........

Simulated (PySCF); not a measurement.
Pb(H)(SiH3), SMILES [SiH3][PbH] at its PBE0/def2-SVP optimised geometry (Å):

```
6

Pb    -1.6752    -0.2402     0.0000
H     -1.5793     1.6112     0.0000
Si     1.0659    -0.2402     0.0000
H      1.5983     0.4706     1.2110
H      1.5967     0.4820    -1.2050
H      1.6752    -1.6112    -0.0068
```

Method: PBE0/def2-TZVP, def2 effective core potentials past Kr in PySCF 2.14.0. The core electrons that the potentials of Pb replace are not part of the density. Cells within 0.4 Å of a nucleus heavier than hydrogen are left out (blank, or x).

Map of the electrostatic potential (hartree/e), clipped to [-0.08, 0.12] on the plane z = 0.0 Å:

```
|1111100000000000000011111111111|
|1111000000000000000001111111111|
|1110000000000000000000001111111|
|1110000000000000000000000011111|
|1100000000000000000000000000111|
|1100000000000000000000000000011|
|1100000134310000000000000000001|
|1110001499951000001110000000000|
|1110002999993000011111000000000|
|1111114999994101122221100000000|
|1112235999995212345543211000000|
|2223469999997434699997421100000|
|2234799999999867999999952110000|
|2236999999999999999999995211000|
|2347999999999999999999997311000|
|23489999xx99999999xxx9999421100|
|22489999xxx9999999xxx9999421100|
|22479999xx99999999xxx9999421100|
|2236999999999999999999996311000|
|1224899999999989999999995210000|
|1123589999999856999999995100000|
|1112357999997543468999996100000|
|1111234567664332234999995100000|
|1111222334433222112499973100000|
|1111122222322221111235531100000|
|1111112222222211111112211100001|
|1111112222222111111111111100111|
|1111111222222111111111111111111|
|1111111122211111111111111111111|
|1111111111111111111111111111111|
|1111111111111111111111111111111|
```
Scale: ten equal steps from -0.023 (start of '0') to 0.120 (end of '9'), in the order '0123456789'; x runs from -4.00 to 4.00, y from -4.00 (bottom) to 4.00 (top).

........

- [Work instruction]: Here the output must be the lines above from the line with "Pb(H)(SiH3), SMILES [SiH3][PbH]" to the line with "Method: PBE0/def2-TZVP, def2", both included, duplicated word for word and nothing else.

- [Reply]:
Pb(H)(SiH3), SMILES [SiH3][PbH] at its PBE0/def2-SVP optimised geometry (Å):

```
6

Pb    -1.6752    -0.2402     0.0000
H     -1.5793     1.6112     0.0000
Si     1.0659    -0.2402     0.0000
H      1.5983     0.4706     1.2110
H      1.5967     0.4820    -1.2050
H      1.6752    -1.6112    -0.0068
```

Method: PBE0/def2-TZVP, def2 effective core potentials past Kr in PySCF 2.14.0. The core electrons that the potentials of Pb replace are not part of the density. Cells within 0.4 Å of a nucleus heavier than hydrogen are left out (blank, or x).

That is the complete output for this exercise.